= = =

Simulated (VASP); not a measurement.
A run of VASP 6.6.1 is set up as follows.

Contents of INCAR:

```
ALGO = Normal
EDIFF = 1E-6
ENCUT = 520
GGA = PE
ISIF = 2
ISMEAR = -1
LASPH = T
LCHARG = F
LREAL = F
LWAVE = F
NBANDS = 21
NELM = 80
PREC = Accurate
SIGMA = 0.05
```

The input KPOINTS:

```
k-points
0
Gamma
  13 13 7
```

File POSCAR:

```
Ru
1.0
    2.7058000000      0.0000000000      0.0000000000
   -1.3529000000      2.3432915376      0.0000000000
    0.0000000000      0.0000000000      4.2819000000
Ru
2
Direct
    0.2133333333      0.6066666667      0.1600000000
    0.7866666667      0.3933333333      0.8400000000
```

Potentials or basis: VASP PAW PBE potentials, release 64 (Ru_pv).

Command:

= = =

(Task item)
Reproduce the records above exactly, from the first line to the line that holds "Potentials or basis: VASP", inclusive, and omit everything after it.

(Answer area)
Simulated (VASP); not a measurement.
A run of VASP 6.6.1 is set up as follows.

Contents of INCAR:

```
ALGO = Normal
EDIFF = 1E-6
ENCUT = 520
GGA = PE
ISIF = 2
ISMEAR = -1
LASPH = T
LCHARG = F
LREAL = F
LWAVE = F
NBANDS = 21
NELM = 80
PREC = Accurate
SIGMA = 0.05
```

The input KPOINTS:

```
k-points
0
Gamma
  13 13 7
```

File POSCAR:

```
Ru
1.0
    2.7058000000      0.0000000000      0.0000000000
   -1.3529000000      2.3432915376      0.0000000000
    0.0000000000      0.0000000000      4.2819000000
Ru
2
Direct
    0.2133333333      0.6066666667      0.1600000000
    0.7866666667      0.3933333333      0.8400000000
```

Potentials or basis: VASP PAW PBE potentials, release 64 (Ru_pv).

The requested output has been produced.